- _Required action_: Output every entry exactly, from the first line to the last.

- _Provided material_:

⟨

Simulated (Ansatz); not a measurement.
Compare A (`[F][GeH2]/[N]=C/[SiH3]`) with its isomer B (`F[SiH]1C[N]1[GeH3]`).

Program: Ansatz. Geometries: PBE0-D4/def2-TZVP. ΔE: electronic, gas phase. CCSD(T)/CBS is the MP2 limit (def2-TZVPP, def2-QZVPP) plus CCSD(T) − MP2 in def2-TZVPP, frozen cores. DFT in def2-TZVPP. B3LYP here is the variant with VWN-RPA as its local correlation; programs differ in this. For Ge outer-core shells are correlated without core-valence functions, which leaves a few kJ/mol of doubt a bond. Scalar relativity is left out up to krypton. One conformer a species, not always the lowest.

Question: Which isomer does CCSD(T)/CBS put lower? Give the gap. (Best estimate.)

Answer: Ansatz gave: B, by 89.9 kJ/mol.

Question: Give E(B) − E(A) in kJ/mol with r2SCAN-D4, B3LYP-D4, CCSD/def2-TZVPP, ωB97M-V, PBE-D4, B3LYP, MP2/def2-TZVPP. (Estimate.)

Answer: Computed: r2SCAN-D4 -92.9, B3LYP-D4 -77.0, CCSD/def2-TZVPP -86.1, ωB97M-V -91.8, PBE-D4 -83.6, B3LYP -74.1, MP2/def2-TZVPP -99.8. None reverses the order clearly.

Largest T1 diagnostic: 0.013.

⟩

- _Your response_:
Simulated (Ansatz); not a measurement.
Compare A (`[F][GeH2]/[N]=C/[SiH3]`) with its isomer B (`F[SiH]1C[N]1[GeH3]`).

Program: Ansatz. Geometries: PBE0-D4/def2-TZVP. ΔE: electronic, gas phase. CCSD(T)/CBS is the MP2 limit (def2-TZVPP, def2-QZVPP) plus CCSD(T) − MP2 in def2-TZVPP, frozen cores. DFT in def2-TZVPP. B3LYP here is the variant with VWN-RPA as its local correlation; programs differ in this. For Ge outer-core shells are correlated without core-valence functions, which leaves a few kJ/mol of doubt a bond. Scalar relativity is left out up to krypton. One conformer a species, not always the lowest.

Question: Which isomer does CCSD(T)/CBS put lower? Give the gap. (Best estimate.)

Answer: Ansatz gave: B, by 89.9 kJ/mol.

Question: Give E(B) − E(A) in kJ/mol with r2SCAN-D4, B3LYP-D4, CCSD/def2-TZVPP, ωB97M-V, PBE-D4, B3LYP, MP2/def2-TZVPP. (Estimate.)

Answer: Computed: r2SCAN-D4 -92.9, B3LYP-D4 -77.0, CCSD/def2-TZVPP -86.1, ωB97M-V -91.8, PBE-D4 -83.6, B3LYP -74.1, MP2/def2-TZVPP -99.8. None reverses the order clearly.

Largest T1 diagnostic: 0.013.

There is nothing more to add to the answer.